- _ACTION ITEM_
For the records below, output each line exactly as it appears, from the first through the line with "- RPBE, adsorption energy (eV): 0.05".

- _DATA SECTION_
▼▼▼

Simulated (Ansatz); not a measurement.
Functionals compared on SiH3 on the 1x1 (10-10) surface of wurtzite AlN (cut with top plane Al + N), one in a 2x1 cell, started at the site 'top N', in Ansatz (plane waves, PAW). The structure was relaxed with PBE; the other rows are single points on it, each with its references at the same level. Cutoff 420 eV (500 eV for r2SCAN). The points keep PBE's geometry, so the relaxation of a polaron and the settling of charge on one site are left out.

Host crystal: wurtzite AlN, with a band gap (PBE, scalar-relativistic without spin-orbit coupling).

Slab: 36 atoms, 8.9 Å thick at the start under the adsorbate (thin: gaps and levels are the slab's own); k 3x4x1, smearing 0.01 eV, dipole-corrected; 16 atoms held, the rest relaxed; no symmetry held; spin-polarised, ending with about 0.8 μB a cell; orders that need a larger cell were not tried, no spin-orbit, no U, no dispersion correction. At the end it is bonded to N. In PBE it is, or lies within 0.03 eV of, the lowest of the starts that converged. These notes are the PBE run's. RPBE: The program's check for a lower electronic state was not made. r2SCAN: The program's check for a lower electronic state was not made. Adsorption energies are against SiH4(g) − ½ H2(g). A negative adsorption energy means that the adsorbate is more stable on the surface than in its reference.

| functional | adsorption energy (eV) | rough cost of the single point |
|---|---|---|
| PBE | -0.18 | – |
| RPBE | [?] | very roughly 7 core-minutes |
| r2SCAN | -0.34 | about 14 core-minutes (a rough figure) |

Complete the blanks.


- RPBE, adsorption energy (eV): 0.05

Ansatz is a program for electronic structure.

▲▲▲

- _TASK SOLUTION_
Simulated (Ansatz); not a measurement.
Functionals compared on SiH3 on the 1x1 (10-10) surface of wurtzite AlN (cut with top plane Al + N), one in a 2x1 cell, started at the site 'top N', in Ansatz (plane waves, PAW). The structure was relaxed with PBE; the other rows are single points on it, each with its references at the same level. Cutoff 420 eV (500 eV for r2SCAN). The points keep PBE's geometry, so the relaxation of a polaron and the settling of charge on one site are left out.

Host crystal: wurtzite AlN, with a band gap (PBE, scalar-relativistic without spin-orbit coupling).

Slab: 36 atoms, 8.9 Å thick at the start under the adsorbate (thin: gaps and levels are the slab's own); k 3x4x1, smearing 0.01 eV, dipole-corrected; 16 atoms held, the rest relaxed; no symmetry held; spin-polarised, ending with about 0.8 μB a cell; orders that need a larger cell were not tried, no spin-orbit, no U, no dispersion correction. At the end it is bonded to N. In PBE it is, or lies within 0.03 eV of, the lowest of the starts that converged. These notes are the PBE run's. RPBE: The program's check for a lower electronic state was not made. r2SCAN: The program's check for a lower electronic state was not made. Adsorption energies are against SiH4(g) − ½ H2(g). A negative adsorption energy means that the adsorbate is more stable on the surface than in its reference.

| functional | adsorption energy (eV) | rough cost of the single point |
|---|---|---|
| PBE | -0.18 | – |
| RPBE | [?] | very roughly 7 core-minutes |
| r2SCAN | -0.34 | about 14 core-minutes (a rough figure) |

Complete the blanks.


- RPBE, adsorption energy (eV): 0.05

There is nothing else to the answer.